§ **DATASET**
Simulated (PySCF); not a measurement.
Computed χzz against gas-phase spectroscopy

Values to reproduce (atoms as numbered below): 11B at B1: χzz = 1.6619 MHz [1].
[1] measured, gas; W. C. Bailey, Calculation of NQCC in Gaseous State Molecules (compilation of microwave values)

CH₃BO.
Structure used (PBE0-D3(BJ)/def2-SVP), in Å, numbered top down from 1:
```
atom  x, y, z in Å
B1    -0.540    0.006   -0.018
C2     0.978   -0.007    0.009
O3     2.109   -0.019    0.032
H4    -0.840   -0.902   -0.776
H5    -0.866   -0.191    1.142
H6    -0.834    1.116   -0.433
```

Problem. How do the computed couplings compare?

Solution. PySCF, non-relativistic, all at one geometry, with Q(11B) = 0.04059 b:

§ **EXERCISE**
All lines in the data above from the one with "Structure used (PBE0-D3(BJ)/def2-SVP), in" through the one with "Problem. How do" must be repeated exactly, and no others.

§ **RESPONSE AREA**
Structure used (PBE0-D3(BJ)/def2-SVP), in Å, numbered top down from 1:
```
atom  x, y, z in Å
B1    -0.540    0.006   -0.018
C2     0.978   -0.007    0.009
O3     2.109   -0.019    0.032
H4    -0.840   -0.902   -0.776
H5    -0.866   -0.191    1.142
H6    -0.834    1.116   -0.433
```

Problem. How do the computed couplings compare?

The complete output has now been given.